▸ **ACTION ITEM**: Begin at the line containing "Reactions of AlFH7NSi2, SMILES" in the entries below and end at the line containing "G (-196.5 kJ/mol), C"; transcribe that range exactly and nothing outside it.

▸ **STUDY MATERIAL**:
# # # # # # #

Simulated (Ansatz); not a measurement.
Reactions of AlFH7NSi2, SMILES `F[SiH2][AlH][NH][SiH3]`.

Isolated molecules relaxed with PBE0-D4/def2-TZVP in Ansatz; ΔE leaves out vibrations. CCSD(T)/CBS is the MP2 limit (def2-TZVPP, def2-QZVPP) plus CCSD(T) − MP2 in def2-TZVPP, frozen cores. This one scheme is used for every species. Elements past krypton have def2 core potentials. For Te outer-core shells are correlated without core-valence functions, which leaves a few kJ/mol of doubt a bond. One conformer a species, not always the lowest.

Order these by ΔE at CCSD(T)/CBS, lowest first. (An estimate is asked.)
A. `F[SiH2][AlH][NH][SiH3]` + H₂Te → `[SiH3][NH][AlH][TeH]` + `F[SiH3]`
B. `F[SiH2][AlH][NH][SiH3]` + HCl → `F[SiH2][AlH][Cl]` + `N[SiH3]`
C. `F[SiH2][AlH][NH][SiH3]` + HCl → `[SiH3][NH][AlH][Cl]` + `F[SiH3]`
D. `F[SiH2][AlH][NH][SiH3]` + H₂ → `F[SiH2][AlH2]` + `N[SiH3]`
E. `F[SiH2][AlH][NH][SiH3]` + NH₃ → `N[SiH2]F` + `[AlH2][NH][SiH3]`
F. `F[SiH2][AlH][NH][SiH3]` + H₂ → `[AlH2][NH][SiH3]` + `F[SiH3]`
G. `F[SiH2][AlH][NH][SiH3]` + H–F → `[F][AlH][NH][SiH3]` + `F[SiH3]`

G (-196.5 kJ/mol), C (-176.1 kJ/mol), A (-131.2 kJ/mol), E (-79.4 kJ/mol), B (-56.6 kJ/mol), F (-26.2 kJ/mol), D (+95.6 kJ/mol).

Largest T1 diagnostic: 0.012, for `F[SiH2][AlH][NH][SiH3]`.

# # # # # # #

▸ **REPLY**:
Reactions of AlFH7NSi2, SMILES `F[SiH2][AlH][NH][SiH3]`.

Isolated molecules relaxed with PBE0-D4/def2-TZVP in Ansatz; ΔE leaves out vibrations. CCSD(T)/CBS is the MP2 limit (def2-TZVPP, def2-QZVPP) plus CCSD(T) − MP2 in def2-TZVPP, frozen cores. This one scheme is used for every species. Elements past krypton have def2 core potentials. For Te outer-core shells are correlated without core-valence functions, which leaves a few kJ/mol of doubt a bond. One conformer a species, not always the lowest.

Order these by ΔE at CCSD(T)/CBS, lowest first. (An estimate is asked.)
A. `F[SiH2][AlH][NH][SiH3]` + H₂Te → `[SiH3][NH][AlH][TeH]` + `F[SiH3]`
B. `F[SiH2][AlH][NH][SiH3]` + HCl → `F[SiH2][AlH][Cl]` + `N[SiH3]`
C. `F[SiH2][AlH][NH][SiH3]` + HCl → `[SiH3][NH][AlH][Cl]` + `F[SiH3]`
D. `F[SiH2][AlH][NH][SiH3]` + H₂ → `F[SiH2][AlH2]` + `N[SiH3]`
E. `F[SiH2][AlH][NH][SiH3]` + NH₃ → `N[SiH2]F` + `[AlH2][NH][SiH3]`
F. `F[SiH2][AlH][NH][SiH3]` + H₂ → `[AlH2][NH][SiH3]` + `F[SiH3]`
G. `F[SiH2][AlH][NH][SiH3]` + H–F → `[F][AlH][NH][SiH3]` + `F[SiH3]`

G (-196.5 kJ/mol), C (-176.1 kJ/mol), A (-131.2 kJ/mol), E (-79.4 kJ/mol), B (-56.6 kJ/mol), F (-26.2 kJ/mol), D (+95.6 kJ/mol).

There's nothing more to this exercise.